[Start of section]

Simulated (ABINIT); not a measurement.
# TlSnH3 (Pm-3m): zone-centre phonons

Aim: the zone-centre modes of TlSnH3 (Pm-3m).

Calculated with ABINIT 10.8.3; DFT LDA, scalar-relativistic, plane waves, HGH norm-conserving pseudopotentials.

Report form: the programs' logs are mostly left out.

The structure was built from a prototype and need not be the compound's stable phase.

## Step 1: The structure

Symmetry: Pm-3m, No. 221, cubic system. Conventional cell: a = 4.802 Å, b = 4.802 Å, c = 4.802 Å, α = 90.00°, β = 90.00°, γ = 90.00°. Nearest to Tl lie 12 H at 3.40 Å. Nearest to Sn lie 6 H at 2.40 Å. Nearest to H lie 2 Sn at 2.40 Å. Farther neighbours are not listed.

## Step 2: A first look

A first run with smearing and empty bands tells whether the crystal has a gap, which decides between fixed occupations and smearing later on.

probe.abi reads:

[End of section]

**Activity**
Would you please copy, word for word, everything above from the line containing "## Step 2: A first look" down to the line containing "A first run", those two lines included?

**Worked solution**
## Step 2: A first look

A first run with smearing and empty bands tells whether the crystal has a gap, which decides between fixed occupations and smearing later on.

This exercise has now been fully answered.